══════════════════════════════

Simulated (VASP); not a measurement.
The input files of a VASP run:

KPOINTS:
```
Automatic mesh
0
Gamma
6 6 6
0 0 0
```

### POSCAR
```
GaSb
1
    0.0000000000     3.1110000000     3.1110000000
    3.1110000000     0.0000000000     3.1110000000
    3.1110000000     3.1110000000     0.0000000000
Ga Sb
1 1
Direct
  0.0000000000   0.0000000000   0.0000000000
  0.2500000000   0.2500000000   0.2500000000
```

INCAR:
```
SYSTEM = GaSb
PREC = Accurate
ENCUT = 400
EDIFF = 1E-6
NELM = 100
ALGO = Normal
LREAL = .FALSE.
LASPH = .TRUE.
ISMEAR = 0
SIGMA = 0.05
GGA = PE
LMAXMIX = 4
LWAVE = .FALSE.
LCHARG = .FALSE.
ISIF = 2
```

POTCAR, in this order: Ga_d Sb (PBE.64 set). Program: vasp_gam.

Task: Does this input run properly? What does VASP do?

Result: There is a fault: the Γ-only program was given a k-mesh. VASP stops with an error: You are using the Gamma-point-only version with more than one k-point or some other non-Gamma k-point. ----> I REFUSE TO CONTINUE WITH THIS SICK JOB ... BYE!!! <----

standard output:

══════════════════════════════

:: REQUIRED ACTION ::
Once you reach the line containing "Task: Does this", include it and stop; until then, reproduce each line of the listing from its start exactly.

:: EXERCISE OUTPUT ::
Simulated (VASP); not a measurement.
The input files of a VASP run:

KPOINTS:
```
Automatic mesh
0
Gamma
6 6 6
0 0 0
```

### POSCAR
```
GaSb
1
    0.0000000000     3.1110000000     3.1110000000
    3.1110000000     0.0000000000     3.1110000000
    3.1110000000     3.1110000000     0.0000000000
Ga Sb
1 1
Direct
  0.0000000000   0.0000000000   0.0000000000
  0.2500000000   0.2500000000   0.2500000000
```

INCAR:
```
SYSTEM = GaSb
PREC = Accurate
ENCUT = 400
EDIFF = 1E-6
NELM = 100
ALGO = Normal
LREAL = .FALSE.
LASPH = .TRUE.
ISMEAR = 0
SIGMA = 0.05
GGA = PE
LMAXMIX = 4
LWAVE = .FALSE.
LCHARG = .FALSE.
ISIF = 2
```

POTCAR, in this order: Ga_d Sb (PBE.64 set). Program: vasp_gam.

Task: Does this input run properly? What does VASP do?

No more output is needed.